TASK ITEM:
Transcribe the records below exactly as written, from the opening line through the line that contains "### 1 The cell of the first run".

SOURCE DATA:
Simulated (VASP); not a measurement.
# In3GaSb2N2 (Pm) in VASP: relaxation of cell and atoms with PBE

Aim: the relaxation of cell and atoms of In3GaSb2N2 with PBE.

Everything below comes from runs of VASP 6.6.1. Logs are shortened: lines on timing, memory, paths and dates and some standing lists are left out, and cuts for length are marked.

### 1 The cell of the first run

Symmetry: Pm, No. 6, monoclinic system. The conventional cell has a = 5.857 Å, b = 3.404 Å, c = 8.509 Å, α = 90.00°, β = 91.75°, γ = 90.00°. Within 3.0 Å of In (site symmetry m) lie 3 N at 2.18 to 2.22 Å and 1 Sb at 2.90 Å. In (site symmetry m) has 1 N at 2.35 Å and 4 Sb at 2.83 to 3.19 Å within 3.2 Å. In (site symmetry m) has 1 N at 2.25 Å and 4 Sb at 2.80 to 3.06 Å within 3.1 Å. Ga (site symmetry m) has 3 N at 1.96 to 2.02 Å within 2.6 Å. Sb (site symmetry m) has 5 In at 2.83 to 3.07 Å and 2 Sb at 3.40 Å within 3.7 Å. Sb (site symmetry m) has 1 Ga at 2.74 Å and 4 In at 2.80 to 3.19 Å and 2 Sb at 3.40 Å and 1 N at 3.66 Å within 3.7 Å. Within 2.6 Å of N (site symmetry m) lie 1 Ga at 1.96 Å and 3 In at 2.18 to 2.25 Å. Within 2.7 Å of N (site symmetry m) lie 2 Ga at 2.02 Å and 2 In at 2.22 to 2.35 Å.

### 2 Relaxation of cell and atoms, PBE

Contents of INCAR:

TASK OUTPUT:
Simulated (VASP); not a measurement.
# In3GaSb2N2 (Pm) in VASP: relaxation of cell and atoms with PBE

Aim: the relaxation of cell and atoms of In3GaSb2N2 with PBE.

Everything below comes from runs of VASP 6.6.1. Logs are shortened: lines on timing, memory, paths and dates and some standing lists are left out, and cuts for length are marked.

### 1 The cell of the first run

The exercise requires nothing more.